| Brief |
Please write out the listing beneath this sentence exactly, from its first line to the line with "The cell comes", and stop there.

| Information given |
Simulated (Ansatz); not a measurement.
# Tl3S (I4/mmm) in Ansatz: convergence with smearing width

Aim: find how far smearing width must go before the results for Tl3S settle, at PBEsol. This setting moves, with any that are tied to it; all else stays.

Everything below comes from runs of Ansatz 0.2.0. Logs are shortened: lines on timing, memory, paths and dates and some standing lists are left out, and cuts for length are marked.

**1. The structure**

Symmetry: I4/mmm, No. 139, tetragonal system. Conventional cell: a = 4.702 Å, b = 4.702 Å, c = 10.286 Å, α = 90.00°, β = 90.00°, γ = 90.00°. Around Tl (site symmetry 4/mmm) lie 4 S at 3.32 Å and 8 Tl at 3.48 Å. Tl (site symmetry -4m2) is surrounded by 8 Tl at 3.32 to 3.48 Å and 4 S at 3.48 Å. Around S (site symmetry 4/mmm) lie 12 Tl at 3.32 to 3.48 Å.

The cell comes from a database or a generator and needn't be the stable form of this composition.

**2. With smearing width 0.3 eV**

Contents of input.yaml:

| Solution |
Simulated (Ansatz); not a measurement.
# Tl3S (I4/mmm) in Ansatz: convergence with smearing width

Aim: find how far smearing width must go before the results for Tl3S settle, at PBEsol. This setting moves, with any that are tied to it; all else stays.

Everything below comes from runs of Ansatz 0.2.0. Logs are shortened: lines on timing, memory, paths and dates and some standing lists are left out, and cuts for length are marked.

**1. The structure**

Symmetry: I4/mmm, No. 139, tetragonal system. Conventional cell: a = 4.702 Å, b = 4.702 Å, c = 10.286 Å, α = 90.00°, β = 90.00°, γ = 90.00°. Around Tl (site symmetry 4/mmm) lie 4 S at 3.32 Å and 8 Tl at 3.48 Å. Tl (site symmetry -4m2) is surrounded by 8 Tl at 3.32 to 3.48 Å and 4 S at 3.48 Å. Around S (site symmetry 4/mmm) lie 12 Tl at 3.32 to 3.48 Å.

The cell comes from a database or a generator and needn't be the stable form of this composition.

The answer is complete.